● WORK ORDER: Would you reproduce, without any alteration, the lines from the opening line of the entries through the line that has "The hyperfine couplings" in it?

· · ·
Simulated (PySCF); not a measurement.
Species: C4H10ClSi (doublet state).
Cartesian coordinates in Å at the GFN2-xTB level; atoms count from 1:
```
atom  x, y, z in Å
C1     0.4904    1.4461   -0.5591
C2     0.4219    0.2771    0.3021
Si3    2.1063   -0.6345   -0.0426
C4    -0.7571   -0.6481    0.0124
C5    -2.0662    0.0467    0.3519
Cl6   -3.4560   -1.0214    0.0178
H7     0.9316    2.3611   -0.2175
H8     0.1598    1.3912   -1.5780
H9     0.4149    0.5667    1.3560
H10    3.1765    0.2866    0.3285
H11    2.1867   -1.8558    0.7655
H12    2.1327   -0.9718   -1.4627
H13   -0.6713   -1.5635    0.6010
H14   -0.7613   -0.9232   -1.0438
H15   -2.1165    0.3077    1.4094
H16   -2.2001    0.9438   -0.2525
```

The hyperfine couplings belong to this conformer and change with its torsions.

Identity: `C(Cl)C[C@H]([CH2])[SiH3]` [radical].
· · ·

● EXPECTED ANSWER:
Simulated (PySCF); not a measurement.
Species: C4H10ClSi (doublet state).
Cartesian coordinates in Å at the GFN2-xTB level; atoms count from 1:
```
atom  x, y, z in Å
C1     0.4904    1.4461   -0.5591
C2     0.4219    0.2771    0.3021
Si3    2.1063   -0.6345   -0.0426
C4    -0.7571   -0.6481    0.0124
C5    -2.0662    0.0467    0.3519
Cl6   -3.4560   -1.0214    0.0178
H7     0.9316    2.3611   -0.2175
H8     0.1598    1.3912   -1.5780
H9     0.4149    0.5667    1.3560
H10    3.1765    0.2866    0.3285
H11    2.1867   -1.8558    0.7655
H12    2.1327   -0.9718   -1.4627
H13   -0.6713   -1.5635    0.6010
H14   -0.7613   -0.9232   -1.0438
H15   -2.1165    0.3077    1.4094
H16   -2.2001    0.9438   -0.2525
```

The hyperfine couplings belong to this conformer and change with its torsions.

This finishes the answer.